Start of SUPPLIED DATA

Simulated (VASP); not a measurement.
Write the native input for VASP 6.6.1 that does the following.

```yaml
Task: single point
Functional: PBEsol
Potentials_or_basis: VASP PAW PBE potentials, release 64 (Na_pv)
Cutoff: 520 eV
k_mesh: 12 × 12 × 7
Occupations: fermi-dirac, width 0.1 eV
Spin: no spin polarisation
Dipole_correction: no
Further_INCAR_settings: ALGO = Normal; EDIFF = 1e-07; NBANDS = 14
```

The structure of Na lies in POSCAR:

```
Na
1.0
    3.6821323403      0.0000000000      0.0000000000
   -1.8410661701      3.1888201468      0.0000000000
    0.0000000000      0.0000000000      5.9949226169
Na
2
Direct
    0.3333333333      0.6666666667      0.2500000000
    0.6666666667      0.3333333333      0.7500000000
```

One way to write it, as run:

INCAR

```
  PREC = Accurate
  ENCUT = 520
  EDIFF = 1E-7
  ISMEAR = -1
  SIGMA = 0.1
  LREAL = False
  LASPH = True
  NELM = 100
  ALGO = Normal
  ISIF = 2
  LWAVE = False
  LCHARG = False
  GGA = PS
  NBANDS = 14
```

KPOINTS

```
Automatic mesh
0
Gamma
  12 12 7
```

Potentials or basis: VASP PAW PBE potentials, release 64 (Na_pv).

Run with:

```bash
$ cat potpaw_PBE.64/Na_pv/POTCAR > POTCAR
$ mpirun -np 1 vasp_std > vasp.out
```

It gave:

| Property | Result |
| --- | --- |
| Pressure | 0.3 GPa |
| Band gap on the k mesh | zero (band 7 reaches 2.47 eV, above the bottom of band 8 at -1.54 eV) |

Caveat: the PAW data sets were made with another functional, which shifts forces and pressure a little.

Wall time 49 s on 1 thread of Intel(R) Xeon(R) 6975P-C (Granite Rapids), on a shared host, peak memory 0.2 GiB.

End of SUPPLIED DATA

- [REQUIREMENT]
Repeat the material word for word from its opening line up to and including the line containing "Caveat: the PAW".

- [RESPONSE BOX]
Simulated (VASP); not a measurement.
Write the native input for VASP 6.6.1 that does the following.

```yaml
Task: single point
Functional: PBEsol
Potentials_or_basis: VASP PAW PBE potentials, release 64 (Na_pv)
Cutoff: 520 eV
k_mesh: 12 × 12 × 7
Occupations: fermi-dirac, width 0.1 eV
Spin: no spin polarisation
Dipole_correction: no
Further_INCAR_settings: ALGO = Normal; EDIFF = 1e-07; NBANDS = 14
```

The structure of Na lies in POSCAR:

```
Na
1.0
    3.6821323403      0.0000000000      0.0000000000
   -1.8410661701      3.1888201468      0.0000000000
    0.0000000000      0.0000000000      5.9949226169
Na
2
Direct
    0.3333333333      0.6666666667      0.2500000000
    0.6666666667      0.3333333333      0.7500000000
```

One way to write it, as run:

INCAR

```
  PREC = Accurate
  ENCUT = 520
  EDIFF = 1E-7
  ISMEAR = -1
  SIGMA = 0.1
  LREAL = False
  LASPH = True
  NELM = 100
  ALGO = Normal
  ISIF = 2
  LWAVE = False
  LCHARG = False
  GGA = PS
  NBANDS = 14
```

KPOINTS

```
Automatic mesh
0
Gamma
  12 12 7
```

Potentials or basis: VASP PAW PBE potentials, release 64 (Na_pv).

Run with:

```bash
$ cat potpaw_PBE.64/Na_pv/POTCAR > POTCAR
$ mpirun -np 1 vasp_std > vasp.out
```

It gave:

| Property | Result |
| --- | --- |
| Pressure | 0.3 GPa |
| Band gap on the k mesh | zero (band 7 reaches 2.47 eV, above the bottom of band 8 at -1.54 eV) |

Caveat: the PAW data sets were made with another functional, which shifts forces and pressure a little.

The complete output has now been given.